| Assignment |
Output the records that follow, keeping every line exactly as it is.

| Record extracts |
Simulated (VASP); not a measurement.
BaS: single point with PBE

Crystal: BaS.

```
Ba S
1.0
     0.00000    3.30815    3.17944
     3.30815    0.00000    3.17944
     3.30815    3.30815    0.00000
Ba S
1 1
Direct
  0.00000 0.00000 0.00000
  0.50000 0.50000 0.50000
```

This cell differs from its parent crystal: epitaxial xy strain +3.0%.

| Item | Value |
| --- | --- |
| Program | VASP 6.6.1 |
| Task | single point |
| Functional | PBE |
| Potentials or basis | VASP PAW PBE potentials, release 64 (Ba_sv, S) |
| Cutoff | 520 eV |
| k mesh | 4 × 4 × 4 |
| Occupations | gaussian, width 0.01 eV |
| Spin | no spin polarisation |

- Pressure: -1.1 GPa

| Answer box |
Simulated (VASP); not a measurement.
BaS: single point with PBE

Crystal: BaS.

```
Ba S
1.0
     0.00000    3.30815    3.17944
     3.30815    0.00000    3.17944
     3.30815    3.30815    0.00000
Ba S
1 1
Direct
  0.00000 0.00000 0.00000
  0.50000 0.50000 0.50000
```

This cell differs from its parent crystal: epitaxial xy strain +3.0%.

| Item | Value |
| --- | --- |
| Program | VASP 6.6.1 |
| Task | single point |
| Functional | PBE |
| Potentials or basis | VASP PAW PBE potentials, release 64 (Ba_sv, S) |
| Cutoff | 520 eV |
| k mesh | 4 × 4 × 4 |
| Occupations | gaussian, width 0.01 eV |
| Spin | no spin polarisation |

- Pressure: -1.1 GPa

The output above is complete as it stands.